■ ■ ■ ■ ■

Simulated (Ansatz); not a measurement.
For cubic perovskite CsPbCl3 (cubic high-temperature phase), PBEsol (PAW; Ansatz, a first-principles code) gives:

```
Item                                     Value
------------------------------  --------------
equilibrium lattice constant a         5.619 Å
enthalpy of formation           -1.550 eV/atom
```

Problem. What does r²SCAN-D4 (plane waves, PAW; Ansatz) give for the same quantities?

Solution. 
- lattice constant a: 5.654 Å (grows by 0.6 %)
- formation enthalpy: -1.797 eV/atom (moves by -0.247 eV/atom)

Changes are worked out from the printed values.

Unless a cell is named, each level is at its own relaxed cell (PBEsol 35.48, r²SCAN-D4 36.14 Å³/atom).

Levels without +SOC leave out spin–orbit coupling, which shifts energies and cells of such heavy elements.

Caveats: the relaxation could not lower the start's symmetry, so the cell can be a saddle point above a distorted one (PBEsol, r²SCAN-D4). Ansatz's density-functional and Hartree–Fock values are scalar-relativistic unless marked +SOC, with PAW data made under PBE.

■ ■ ■ ■ ■

Assigned task
From the first line of the data through the line with "Changes are worked", quote each line exactly and add nothing else.

Expected answer
Simulated (Ansatz); not a measurement.
For cubic perovskite CsPbCl3 (cubic high-temperature phase), PBEsol (PAW; Ansatz, a first-principles code) gives:

```
Item                                     Value
------------------------------  --------------
equilibrium lattice constant a         5.619 Å
enthalpy of formation           -1.550 eV/atom
```

Problem. What does r²SCAN-D4 (plane waves, PAW; Ansatz) give for the same quantities?

Solution. 
- lattice constant a: 5.654 Å (grows by 0.6 %)
- formation enthalpy: -1.797 eV/atom (moves by -0.247 eV/atom)

Changes are worked out from the printed values.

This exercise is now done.